———

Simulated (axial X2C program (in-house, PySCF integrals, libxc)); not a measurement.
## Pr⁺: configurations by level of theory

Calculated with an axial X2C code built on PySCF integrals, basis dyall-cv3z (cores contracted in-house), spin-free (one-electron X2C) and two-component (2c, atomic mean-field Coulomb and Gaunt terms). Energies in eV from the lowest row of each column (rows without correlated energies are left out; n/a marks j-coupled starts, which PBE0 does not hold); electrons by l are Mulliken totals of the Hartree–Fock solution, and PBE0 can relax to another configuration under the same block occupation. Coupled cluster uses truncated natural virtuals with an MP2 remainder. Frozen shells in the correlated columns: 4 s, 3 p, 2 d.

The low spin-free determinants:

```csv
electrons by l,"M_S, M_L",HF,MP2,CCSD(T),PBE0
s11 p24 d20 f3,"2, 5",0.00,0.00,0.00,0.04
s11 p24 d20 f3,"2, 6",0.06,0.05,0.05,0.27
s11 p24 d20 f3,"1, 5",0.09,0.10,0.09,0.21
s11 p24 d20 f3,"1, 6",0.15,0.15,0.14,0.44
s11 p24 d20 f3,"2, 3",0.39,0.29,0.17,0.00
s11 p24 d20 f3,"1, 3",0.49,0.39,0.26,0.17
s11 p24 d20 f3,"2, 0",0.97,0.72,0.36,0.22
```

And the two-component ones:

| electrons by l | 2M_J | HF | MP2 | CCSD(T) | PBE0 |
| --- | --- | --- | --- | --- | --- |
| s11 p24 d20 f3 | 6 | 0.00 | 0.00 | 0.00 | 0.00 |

———

--- Exercise ---
Output the records above exactly, from their first line through the line that contains "Calculated with an", and add nothing.

--- Exercise answer ---
Simulated (axial X2C program (in-house, PySCF integrals, libxc)); not a measurement.
## Pr⁺: configurations by level of theory

Calculated with an axial X2C code built on PySCF integrals, basis dyall-cv3z (cores contracted in-house), spin-free (one-electron X2C) and two-component (2c, atomic mean-field Coulomb and Gaunt terms). Energies in eV from the lowest row of each column (rows without correlated energies are left out; n/a marks j-coupled starts, which PBE0 does not hold); electrons by l are Mulliken totals of the Hartree–Fock solution, and PBE0 can relax to another configuration under the same block occupation. Coupled cluster uses truncated natural virtuals with an MP2 remainder. Frozen shells in the correlated columns: 4 s, 3 p, 2 d.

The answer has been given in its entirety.